# [Requirement]
Print out the full listing below, word for word.

# [Records provided]

□ □ □

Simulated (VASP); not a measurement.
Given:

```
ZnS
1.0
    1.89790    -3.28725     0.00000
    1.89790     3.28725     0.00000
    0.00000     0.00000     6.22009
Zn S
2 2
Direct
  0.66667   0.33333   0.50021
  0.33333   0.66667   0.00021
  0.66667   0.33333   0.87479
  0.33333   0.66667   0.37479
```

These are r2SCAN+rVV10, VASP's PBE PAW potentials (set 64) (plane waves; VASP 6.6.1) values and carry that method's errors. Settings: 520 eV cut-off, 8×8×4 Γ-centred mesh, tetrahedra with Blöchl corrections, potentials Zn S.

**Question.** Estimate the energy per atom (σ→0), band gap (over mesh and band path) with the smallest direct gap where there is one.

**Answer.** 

□ □ □

# [Written solution]
Simulated (VASP); not a measurement.
Given:

```
ZnS
1.0
    1.89790    -3.28725     0.00000
    1.89790     3.28725     0.00000
    0.00000     0.00000     6.22009
Zn S
2 2
Direct
  0.66667   0.33333   0.50021
  0.33333   0.66667   0.00021
  0.66667   0.33333   0.87479
  0.33333   0.66667   0.37479
```

These are r2SCAN+rVV10, VASP's PBE PAW potentials (set 64) (plane waves; VASP 6.6.1) values and carry that method's errors. Settings: 520 eV cut-off, 8×8×4 Γ-centred mesh, tetrahedra with Blöchl corrections, potentials Zn S.

**Question.** Estimate the energy per atom (σ→0), band gap (over mesh and band path) with the smallest direct gap where there is one.

**Answer.** 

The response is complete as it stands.